» **RECORDS PROVIDED**
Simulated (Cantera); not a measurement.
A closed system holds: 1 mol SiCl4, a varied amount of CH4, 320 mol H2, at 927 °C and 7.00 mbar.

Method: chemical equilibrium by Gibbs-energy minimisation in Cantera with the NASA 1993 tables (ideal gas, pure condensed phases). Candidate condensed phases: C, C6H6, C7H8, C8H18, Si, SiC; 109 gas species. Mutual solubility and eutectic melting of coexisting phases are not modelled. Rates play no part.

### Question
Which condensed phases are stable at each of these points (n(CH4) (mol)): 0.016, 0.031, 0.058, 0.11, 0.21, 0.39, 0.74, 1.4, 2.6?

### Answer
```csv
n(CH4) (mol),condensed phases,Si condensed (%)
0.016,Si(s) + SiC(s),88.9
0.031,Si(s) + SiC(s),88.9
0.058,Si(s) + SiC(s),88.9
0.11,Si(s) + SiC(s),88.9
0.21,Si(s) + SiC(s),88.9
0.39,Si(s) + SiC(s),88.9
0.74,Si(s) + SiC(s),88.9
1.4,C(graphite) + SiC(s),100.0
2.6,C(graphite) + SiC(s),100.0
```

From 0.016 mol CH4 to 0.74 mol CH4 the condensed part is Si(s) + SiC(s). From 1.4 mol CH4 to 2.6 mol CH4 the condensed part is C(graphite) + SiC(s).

» **BRIEF**
Exactly as written, repeat the lines from the start of the listing through the line containing "A closed system", both included.

» **WRITTEN ANSWER**
Simulated (Cantera); not a measurement.
A closed system holds: 1 mol SiCl4, a varied amount of CH4, 320 mol H2, at 927 °C and 7.00 mbar.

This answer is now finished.